○ ○ ○ ○ ○

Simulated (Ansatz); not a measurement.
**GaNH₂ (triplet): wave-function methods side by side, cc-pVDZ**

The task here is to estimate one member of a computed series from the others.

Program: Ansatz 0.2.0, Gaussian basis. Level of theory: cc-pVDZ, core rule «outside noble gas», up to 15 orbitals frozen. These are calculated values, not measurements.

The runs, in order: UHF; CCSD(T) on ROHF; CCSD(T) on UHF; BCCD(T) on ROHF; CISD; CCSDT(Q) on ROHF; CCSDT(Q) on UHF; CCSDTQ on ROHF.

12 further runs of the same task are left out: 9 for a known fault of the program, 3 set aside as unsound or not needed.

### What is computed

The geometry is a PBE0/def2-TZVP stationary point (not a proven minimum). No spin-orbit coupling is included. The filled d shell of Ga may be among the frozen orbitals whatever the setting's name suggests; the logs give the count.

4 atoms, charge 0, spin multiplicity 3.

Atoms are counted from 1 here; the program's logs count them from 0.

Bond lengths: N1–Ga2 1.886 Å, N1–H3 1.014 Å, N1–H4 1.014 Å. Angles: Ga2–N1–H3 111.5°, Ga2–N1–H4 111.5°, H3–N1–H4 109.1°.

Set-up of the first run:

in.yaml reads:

○ ○ ○ ○ ○

**WORK ITEM**: The data must be given again in full. Keep every line identical.

**WRITTEN RESPONSE**:
Simulated (Ansatz); not a measurement.
**GaNH₂ (triplet): wave-function methods side by side, cc-pVDZ**

The task here is to estimate one member of a computed series from the others.

Program: Ansatz 0.2.0, Gaussian basis. Level of theory: cc-pVDZ, core rule «outside noble gas», up to 15 orbitals frozen. These are calculated values, not measurements.

The runs, in order: UHF; CCSD(T) on ROHF; CCSD(T) on UHF; BCCD(T) on ROHF; CISD; CCSDT(Q) on ROHF; CCSDT(Q) on UHF; CCSDTQ on ROHF.

12 further runs of the same task are left out: 9 for a known fault of the program, 3 set aside as unsound or not needed.

### What is computed

The geometry is a PBE0/def2-TZVP stationary point (not a proven minimum). No spin-orbit coupling is included. The filled d shell of Ga may be among the frozen orbitals whatever the setting's name suggests; the logs give the count.

4 atoms, charge 0, spin multiplicity 3.

Atoms are counted from 1 here; the program's logs count them from 0.

Bond lengths: N1–Ga2 1.886 Å, N1–H3 1.014 Å, N1–H4 1.014 Å. Angles: Ga2–N1–H3 111.5°, Ga2–N1–H4 111.5°, H3–N1–H4 109.1°.

Set-up of the first run:

in.yaml reads:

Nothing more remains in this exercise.